▶ _Required action_:
Give back exactly the lines of the entries below from the line with "Potentials or basis: VASP" to the line with "The pressure is -2.5 GPa.", inclusive, and only those.

▶ _Input data_:
※

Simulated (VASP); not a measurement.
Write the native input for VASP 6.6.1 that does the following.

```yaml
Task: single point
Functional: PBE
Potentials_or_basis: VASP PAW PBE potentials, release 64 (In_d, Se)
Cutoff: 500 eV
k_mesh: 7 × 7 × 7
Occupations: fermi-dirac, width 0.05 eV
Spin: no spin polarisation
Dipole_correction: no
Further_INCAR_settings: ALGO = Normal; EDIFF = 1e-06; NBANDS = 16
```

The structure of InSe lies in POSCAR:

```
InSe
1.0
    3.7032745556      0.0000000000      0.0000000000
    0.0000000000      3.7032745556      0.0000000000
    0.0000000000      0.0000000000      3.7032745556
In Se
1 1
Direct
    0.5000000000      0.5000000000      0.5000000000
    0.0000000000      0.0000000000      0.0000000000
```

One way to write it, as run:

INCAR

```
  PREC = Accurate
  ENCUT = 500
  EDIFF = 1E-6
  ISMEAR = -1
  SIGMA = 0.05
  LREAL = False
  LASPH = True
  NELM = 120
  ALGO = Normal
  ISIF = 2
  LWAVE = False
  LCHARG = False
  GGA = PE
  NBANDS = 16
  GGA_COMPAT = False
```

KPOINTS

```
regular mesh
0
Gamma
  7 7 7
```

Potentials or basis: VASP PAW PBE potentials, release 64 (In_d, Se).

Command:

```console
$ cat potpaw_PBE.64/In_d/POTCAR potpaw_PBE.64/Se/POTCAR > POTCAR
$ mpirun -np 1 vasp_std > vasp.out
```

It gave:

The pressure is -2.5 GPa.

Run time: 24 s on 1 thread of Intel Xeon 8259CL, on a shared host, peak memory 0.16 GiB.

※

▶ _Answer section_:
Potentials or basis: VASP PAW PBE potentials, release 64 (In_d, Se).

Command:

```console
$ cat potpaw_PBE.64/In_d/POTCAR potpaw_PBE.64/Se/POTCAR > POTCAR
$ mpirun -np 1 vasp_std > vasp.out
```

It gave:

The pressure is -2.5 GPa.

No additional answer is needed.